━━━━

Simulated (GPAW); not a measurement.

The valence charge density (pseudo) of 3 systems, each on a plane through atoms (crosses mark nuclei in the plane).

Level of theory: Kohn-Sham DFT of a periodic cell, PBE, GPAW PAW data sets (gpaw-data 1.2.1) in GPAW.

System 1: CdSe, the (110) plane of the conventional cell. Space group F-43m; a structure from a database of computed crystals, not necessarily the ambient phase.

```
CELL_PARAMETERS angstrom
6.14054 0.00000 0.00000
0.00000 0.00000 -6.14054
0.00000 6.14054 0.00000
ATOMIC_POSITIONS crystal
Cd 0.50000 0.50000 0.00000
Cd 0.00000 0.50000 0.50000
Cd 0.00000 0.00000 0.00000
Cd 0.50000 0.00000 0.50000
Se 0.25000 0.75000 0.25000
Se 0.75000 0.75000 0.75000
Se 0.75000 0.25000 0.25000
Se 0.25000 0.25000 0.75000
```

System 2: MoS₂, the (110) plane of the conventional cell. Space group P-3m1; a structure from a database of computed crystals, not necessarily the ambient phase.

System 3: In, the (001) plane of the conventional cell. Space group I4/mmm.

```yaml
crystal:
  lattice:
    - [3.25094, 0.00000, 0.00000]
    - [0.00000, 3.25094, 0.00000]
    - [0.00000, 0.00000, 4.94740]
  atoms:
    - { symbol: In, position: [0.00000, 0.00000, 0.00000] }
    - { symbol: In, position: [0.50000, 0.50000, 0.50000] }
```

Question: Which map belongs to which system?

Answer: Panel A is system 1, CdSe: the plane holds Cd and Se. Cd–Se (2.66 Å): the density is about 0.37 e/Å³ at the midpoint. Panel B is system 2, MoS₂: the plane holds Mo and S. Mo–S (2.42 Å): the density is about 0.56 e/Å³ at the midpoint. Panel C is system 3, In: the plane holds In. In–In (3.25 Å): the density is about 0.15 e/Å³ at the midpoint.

━━━━

§ Requirement: Write down, word for word, the lines above from the one containing "Level of theory: Kohn-Sham" through the one containing "Question: Which map belongs to which system?", both ends included.

§ Response area:
Level of theory: Kohn-Sham DFT of a periodic cell, PBE, GPAW PAW data sets (gpaw-data 1.2.1) in GPAW.

System 1: CdSe, the (110) plane of the conventional cell. Space group F-43m; a structure from a database of computed crystals, not necessarily the ambient phase.

```
CELL_PARAMETERS angstrom
6.14054 0.00000 0.00000
0.00000 0.00000 -6.14054
0.00000 6.14054 0.00000
ATOMIC_POSITIONS crystal
Cd 0.50000 0.50000 0.00000
Cd 0.00000 0.50000 0.50000
Cd 0.00000 0.00000 0.00000
Cd 0.50000 0.00000 0.50000
Se 0.25000 0.75000 0.25000
Se 0.75000 0.75000 0.75000
Se 0.75000 0.25000 0.25000
Se 0.25000 0.25000 0.75000
```

System 2: MoS₂, the (110) plane of the conventional cell. Space group P-3m1; a structure from a database of computed crystals, not necessarily the ambient phase.

System 3: In, the (001) plane of the conventional cell. Space group I4/mmm.

```yaml
crystal:
  lattice:
    - [3.25094, 0.00000, 0.00000]
    - [0.00000, 3.25094, 0.00000]
    - [0.00000, 0.00000, 4.94740]
  atoms:
    - { symbol: In, position: [0.00000, 0.00000, 0.00000] }
    - { symbol: In, position: [0.50000, 0.50000, 0.50000] }
```

Question: Which map belongs to which system?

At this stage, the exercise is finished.